----------------------------------------
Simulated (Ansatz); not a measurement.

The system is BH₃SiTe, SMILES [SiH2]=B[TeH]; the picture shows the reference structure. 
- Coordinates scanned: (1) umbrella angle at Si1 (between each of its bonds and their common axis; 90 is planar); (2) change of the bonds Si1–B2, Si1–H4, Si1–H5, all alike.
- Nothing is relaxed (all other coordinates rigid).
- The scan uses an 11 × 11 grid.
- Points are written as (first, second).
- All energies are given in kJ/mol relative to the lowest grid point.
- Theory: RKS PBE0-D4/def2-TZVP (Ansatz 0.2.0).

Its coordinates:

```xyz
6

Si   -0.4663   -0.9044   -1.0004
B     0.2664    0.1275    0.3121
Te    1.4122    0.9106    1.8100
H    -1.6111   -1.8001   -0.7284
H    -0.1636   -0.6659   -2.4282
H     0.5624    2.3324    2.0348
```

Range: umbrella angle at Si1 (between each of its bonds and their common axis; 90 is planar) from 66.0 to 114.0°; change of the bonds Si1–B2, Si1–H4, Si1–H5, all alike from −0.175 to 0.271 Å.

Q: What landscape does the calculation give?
----------------------------------------

> WORK TASK
A word-for-word repeat of the full data is needed.

> RESPONSE
Simulated (Ansatz); not a measurement.

The system is BH₃SiTe, SMILES [SiH2]=B[TeH]; the picture shows the reference structure. 
- Coordinates scanned: (1) umbrella angle at Si1 (between each of its bonds and their common axis; 90 is planar); (2) change of the bonds Si1–B2, Si1–H4, Si1–H5, all alike.
- Nothing is relaxed (all other coordinates rigid).
- The scan uses an 11 × 11 grid.
- Points are written as (first, second).
- All energies are given in kJ/mol relative to the lowest grid point.
- Theory: RKS PBE0-D4/def2-TZVP (Ansatz 0.2.0).

Its coordinates:

```xyz
6

Si   -0.4663   -0.9044   -1.0004
B     0.2664    0.1275    0.3121
Te    1.4122    0.9106    1.8100
H    -1.6111   -1.8001   -0.7284
H    -0.1636   -0.6659   -2.4282
H     0.5624    2.3324    2.0348
```

Range: umbrella angle at Si1 (between each of its bonds and their common axis; 90 is planar) from 66.0 to 114.0°; change of the bonds Si1–B2, Si1–H4, Si1–H5, all alike from −0.175 to 0.271 Å.

Q: What landscape does the calculation give?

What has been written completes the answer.